» Work task:
All the data should be printed again exactly as written.

═══ Provided information

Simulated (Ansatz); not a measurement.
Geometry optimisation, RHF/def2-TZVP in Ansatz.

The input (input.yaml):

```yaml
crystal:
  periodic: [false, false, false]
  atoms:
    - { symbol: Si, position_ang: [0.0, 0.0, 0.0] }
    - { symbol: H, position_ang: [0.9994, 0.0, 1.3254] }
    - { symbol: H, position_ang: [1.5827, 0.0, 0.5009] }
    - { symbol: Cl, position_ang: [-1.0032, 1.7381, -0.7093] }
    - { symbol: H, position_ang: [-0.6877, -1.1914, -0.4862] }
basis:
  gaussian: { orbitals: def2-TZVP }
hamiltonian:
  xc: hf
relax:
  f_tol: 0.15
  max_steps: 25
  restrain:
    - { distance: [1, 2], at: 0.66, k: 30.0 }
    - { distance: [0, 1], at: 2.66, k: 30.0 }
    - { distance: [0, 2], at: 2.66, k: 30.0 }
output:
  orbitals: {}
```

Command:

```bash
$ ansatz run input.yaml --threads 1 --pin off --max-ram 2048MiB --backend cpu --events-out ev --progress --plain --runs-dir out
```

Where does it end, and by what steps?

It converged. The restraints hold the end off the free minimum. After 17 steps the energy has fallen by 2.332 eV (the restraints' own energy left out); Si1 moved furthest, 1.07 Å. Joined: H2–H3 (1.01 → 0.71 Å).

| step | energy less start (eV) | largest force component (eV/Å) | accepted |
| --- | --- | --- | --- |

══════

» Written reply:
Simulated (Ansatz); not a measurement.
Geometry optimisation, RHF/def2-TZVP in Ansatz.

The input (input.yaml):

```yaml
crystal:
  periodic: [false, false, false]
  atoms:
    - { symbol: Si, position_ang: [0.0, 0.0, 0.0] }
    - { symbol: H, position_ang: [0.9994, 0.0, 1.3254] }
    - { symbol: H, position_ang: [1.5827, 0.0, 0.5009] }
    - { symbol: Cl, position_ang: [-1.0032, 1.7381, -0.7093] }
    - { symbol: H, position_ang: [-0.6877, -1.1914, -0.4862] }
basis:
  gaussian: { orbitals: def2-TZVP }
hamiltonian:
  xc: hf
relax:
  f_tol: 0.15
  max_steps: 25
  restrain:
    - { distance: [1, 2], at: 0.66, k: 30.0 }
    - { distance: [0, 1], at: 2.66, k: 30.0 }
    - { distance: [0, 2], at: 2.66, k: 30.0 }
output:
  orbitals: {}
```

Command:

```bash
$ ansatz run input.yaml --threads 1 --pin off --max-ram 2048MiB --backend cpu --events-out ev --progress --plain --runs-dir out
```

Where does it end, and by what steps?

It converged. The restraints hold the end off the free minimum. After 17 steps the energy has fallen by 2.332 eV (the restraints' own energy left out); Si1 moved furthest, 1.07 Å. Joined: H2–H3 (1.01 → 0.71 Å).

| step | energy less start (eV) | largest force component (eV/Å) | accepted |
| --- | --- | --- | --- |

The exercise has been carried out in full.